**ASSIGNMENT:** Provide an exact repetition of every entry, with no word altered.

━━ EXCERPTED RECORDS
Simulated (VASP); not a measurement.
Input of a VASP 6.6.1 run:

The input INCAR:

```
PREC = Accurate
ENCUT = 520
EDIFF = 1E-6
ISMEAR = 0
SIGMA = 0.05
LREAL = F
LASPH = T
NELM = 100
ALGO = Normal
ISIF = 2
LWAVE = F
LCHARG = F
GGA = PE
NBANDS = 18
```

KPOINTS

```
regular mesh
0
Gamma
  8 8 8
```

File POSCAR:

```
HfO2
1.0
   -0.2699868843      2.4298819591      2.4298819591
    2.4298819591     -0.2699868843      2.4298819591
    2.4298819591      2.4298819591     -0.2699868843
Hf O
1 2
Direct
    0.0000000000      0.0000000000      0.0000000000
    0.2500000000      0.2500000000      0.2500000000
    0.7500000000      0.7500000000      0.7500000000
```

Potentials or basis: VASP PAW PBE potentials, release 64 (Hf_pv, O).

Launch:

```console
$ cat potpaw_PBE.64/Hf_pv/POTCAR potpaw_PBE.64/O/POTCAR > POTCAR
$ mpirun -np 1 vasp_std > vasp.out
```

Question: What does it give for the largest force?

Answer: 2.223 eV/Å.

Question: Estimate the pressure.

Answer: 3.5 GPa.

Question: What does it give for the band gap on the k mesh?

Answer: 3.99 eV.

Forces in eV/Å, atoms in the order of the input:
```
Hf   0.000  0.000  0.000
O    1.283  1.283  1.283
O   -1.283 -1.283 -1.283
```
━━━━

**EXERCISE SOLUTION:**
Simulated (VASP); not a measurement.
Input of a VASP 6.6.1 run:

The input INCAR:

```
PREC = Accurate
ENCUT = 520
EDIFF = 1E-6
ISMEAR = 0
SIGMA = 0.05
LREAL = F
LASPH = T
NELM = 100
ALGO = Normal
ISIF = 2
LWAVE = F
LCHARG = F
GGA = PE
NBANDS = 18
```

KPOINTS

```
regular mesh
0
Gamma
  8 8 8
```

File POSCAR:

```
HfO2
1.0
   -0.2699868843      2.4298819591      2.4298819591
    2.4298819591     -0.2699868843      2.4298819591
    2.4298819591      2.4298819591     -0.2699868843
Hf O
1 2
Direct
    0.0000000000      0.0000000000      0.0000000000
    0.2500000000      0.2500000000      0.2500000000
    0.7500000000      0.7500000000      0.7500000000
```

Potentials or basis: VASP PAW PBE potentials, release 64 (Hf_pv, O).

Launch:

```console
$ cat potpaw_PBE.64/Hf_pv/POTCAR potpaw_PBE.64/O/POTCAR > POTCAR
$ mpirun -np 1 vasp_std > vasp.out
```

Question: What does it give for the largest force?

Answer: 2.223 eV/Å.

Question: Estimate the pressure.

Answer: 3.5 GPa.

Question: What does it give for the band gap on the k mesh?

Answer: 3.99 eV.

Forces in eV/Å, atoms in the order of the input:
```
Hf   0.000  0.000  0.000
O    1.283  1.283  1.283
O   -1.283 -1.283 -1.283
```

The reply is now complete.